:::

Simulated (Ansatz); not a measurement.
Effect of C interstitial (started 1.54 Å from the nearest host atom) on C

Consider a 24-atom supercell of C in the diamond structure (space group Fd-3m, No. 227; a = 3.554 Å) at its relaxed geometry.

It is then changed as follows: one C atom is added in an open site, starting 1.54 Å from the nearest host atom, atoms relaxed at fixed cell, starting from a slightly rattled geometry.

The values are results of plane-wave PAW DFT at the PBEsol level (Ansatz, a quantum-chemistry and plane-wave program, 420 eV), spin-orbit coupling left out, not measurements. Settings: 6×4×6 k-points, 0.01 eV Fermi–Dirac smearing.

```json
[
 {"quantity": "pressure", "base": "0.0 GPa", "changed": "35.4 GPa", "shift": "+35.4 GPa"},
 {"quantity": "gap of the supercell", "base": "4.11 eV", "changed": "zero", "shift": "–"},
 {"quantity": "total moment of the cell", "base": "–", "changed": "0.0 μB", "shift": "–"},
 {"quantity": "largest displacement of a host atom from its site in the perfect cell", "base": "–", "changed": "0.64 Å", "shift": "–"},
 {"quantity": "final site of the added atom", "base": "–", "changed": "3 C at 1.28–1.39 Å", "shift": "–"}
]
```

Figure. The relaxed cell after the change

:::

Starting at the line that has "Consider a 24-atom" and ending at the line that has "It is then changed", please write out the lines above exactly, leaving out all others.

Consider a 24-atom supercell of C in the diamond structure (space group Fd-3m, No. 227; a = 3.554 Å) at its relaxed geometry.

It is then changed as follows: one C atom is added in an open site, starting 1.54 Å from the nearest host atom, atoms relaxed at fixed cell, starting from a slightly rattled geometry.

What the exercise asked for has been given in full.